■ WORK TASK:
Copy out every record exactly.

--- DATASET CONTENT Enclosed Below ---

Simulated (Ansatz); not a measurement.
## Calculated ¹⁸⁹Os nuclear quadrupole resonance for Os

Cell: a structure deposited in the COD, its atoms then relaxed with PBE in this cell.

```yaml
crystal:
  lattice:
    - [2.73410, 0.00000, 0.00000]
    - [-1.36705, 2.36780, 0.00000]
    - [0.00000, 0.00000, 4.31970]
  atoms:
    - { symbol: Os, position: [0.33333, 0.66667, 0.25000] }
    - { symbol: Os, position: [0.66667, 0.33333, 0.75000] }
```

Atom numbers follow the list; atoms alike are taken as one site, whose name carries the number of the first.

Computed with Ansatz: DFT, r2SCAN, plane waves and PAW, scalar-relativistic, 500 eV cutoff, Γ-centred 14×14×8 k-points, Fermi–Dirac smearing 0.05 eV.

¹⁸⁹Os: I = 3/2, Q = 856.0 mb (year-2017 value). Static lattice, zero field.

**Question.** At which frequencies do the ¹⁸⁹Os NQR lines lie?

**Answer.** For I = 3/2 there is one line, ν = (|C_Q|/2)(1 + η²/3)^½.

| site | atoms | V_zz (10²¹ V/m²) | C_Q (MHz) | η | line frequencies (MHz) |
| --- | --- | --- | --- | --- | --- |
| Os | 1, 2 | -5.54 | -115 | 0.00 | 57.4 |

--- End of Enclosed DATASET CONTENT ---

■ WORKED SOLUTION:
Simulated (Ansatz); not a measurement.
## Calculated ¹⁸⁹Os nuclear quadrupole resonance for Os

Cell: a structure deposited in the COD, its atoms then relaxed with PBE in this cell.

```yaml
crystal:
  lattice:
    - [2.73410, 0.00000, 0.00000]
    - [-1.36705, 2.36780, 0.00000]
    - [0.00000, 0.00000, 4.31970]
  atoms:
    - { symbol: Os, position: [0.33333, 0.66667, 0.25000] }
    - { symbol: Os, position: [0.66667, 0.33333, 0.75000] }
```

Atom numbers follow the list; atoms alike are taken as one site, whose name carries the number of the first.

Computed with Ansatz: DFT, r2SCAN, plane waves and PAW, scalar-relativistic, 500 eV cutoff, Γ-centred 14×14×8 k-points, Fermi–Dirac smearing 0.05 eV.

¹⁸⁹Os: I = 3/2, Q = 856.0 mb (year-2017 value). Static lattice, zero field.

**Question.** At which frequencies do the ¹⁸⁹Os NQR lines lie?

**Answer.** For I = 3/2 there is one line, ν = (|C_Q|/2)(1 + η²/3)^½.

| site | atoms | V_zz (10²¹ V/m²) | C_Q (MHz) | η | line frequencies (MHz) |
| --- | --- | --- | --- | --- | --- |
| Os | 1, 2 | -5.54 | -115 | 0.00 | 57.4 |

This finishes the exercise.